## REQUIREMENT:
Since only part of the material below is wanted, output exactly the lines from the one with "Wanted: phonon frequencies" up to and including the one with "The structure was".

## GIVEN ENTRIES:
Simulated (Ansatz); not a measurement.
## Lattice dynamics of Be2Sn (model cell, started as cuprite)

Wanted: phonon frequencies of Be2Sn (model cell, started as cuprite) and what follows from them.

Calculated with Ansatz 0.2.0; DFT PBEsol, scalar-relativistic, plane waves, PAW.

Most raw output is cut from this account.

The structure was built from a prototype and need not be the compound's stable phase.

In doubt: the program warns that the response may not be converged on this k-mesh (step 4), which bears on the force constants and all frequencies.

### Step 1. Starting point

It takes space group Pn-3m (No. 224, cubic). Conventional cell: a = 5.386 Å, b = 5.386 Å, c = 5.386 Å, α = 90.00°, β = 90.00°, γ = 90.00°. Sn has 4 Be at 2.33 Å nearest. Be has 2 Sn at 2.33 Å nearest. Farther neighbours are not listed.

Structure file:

## EXPECTED ANSWER:
Wanted: phonon frequencies of Be2Sn (model cell, started as cuprite) and what follows from them.

Calculated with Ansatz 0.2.0; DFT PBEsol, scalar-relativistic, plane waves, PAW.

Most raw output is cut from this account.

The structure was built from a prototype and need not be the compound's stable phase.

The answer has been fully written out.